--- START ---

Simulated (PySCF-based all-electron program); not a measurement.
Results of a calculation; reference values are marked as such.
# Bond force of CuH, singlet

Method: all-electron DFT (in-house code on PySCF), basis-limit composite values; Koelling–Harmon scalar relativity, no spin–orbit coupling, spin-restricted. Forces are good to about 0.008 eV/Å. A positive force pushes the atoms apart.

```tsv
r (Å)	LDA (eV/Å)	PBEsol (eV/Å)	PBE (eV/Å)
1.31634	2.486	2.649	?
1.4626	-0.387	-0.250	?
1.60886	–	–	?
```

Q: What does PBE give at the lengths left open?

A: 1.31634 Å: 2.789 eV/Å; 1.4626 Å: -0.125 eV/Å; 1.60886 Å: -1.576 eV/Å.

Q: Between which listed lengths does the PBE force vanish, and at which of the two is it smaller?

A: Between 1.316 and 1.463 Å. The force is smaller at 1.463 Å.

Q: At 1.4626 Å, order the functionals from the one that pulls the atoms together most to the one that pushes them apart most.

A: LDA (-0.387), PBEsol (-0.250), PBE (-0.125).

--- END ---

• _Required action_:
Please print the full listing shown above, exactly as it appears.

• _Task solution_:
Simulated (PySCF-based all-electron program); not a measurement.
Results of a calculation; reference values are marked as such.
# Bond force of CuH, singlet

Method: all-electron DFT (in-house code on PySCF), basis-limit composite values; Koelling–Harmon scalar relativity, no spin–orbit coupling, spin-restricted. Forces are good to about 0.008 eV/Å. A positive force pushes the atoms apart.

```tsv
r (Å)	LDA (eV/Å)	PBEsol (eV/Å)	PBE (eV/Å)
1.31634	2.486	2.649	?
1.4626	-0.387	-0.250	?
1.60886	–	–	?
```

Q: What does PBE give at the lengths left open?

A: 1.31634 Å: 2.789 eV/Å; 1.4626 Å: -0.125 eV/Å; 1.60886 Å: -1.576 eV/Å.

Q: Between which listed lengths does the PBE force vanish, and at which of the two is it smaller?

A: Between 1.316 and 1.463 Å. The force is smaller at 1.463 Å.

Q: At 1.4626 Å, order the functionals from the one that pulls the atoms together most to the one that pushes them apart most.

A: LDA (-0.387), PBEsol (-0.250), PBE (-0.125).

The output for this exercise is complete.